> [Assigned task]: Please return, with no alterations, the lines below from the very first through the one that contains "Is the site".

> [Recorded data]:
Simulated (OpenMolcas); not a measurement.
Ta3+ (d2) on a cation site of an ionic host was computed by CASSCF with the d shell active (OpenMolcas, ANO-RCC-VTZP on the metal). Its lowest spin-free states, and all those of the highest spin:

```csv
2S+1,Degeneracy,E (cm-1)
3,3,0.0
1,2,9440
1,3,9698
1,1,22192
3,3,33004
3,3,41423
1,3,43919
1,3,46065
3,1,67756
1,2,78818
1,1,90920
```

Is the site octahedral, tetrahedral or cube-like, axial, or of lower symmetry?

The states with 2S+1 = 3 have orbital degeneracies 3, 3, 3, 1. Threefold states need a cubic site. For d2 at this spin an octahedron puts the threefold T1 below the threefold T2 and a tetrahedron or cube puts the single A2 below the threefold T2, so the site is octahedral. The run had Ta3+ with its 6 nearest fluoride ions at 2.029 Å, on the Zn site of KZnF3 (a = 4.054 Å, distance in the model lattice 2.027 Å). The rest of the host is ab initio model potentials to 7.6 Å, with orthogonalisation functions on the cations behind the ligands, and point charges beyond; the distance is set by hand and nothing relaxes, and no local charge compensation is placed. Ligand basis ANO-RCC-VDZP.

> [Exercise output]:
Simulated (OpenMolcas); not a measurement.
Ta3+ (d2) on a cation site of an ionic host was computed by CASSCF with the d shell active (OpenMolcas, ANO-RCC-VTZP on the metal). Its lowest spin-free states, and all those of the highest spin:

```csv
2S+1,Degeneracy,E (cm-1)
3,3,0.0
1,2,9440
1,3,9698
1,1,22192
3,3,33004
3,3,41423
1,3,43919
1,3,46065
3,1,67756
1,2,78818
1,1,90920
```

Is the site octahedral, tetrahedral or cube-like, axial, or of lower symmetry?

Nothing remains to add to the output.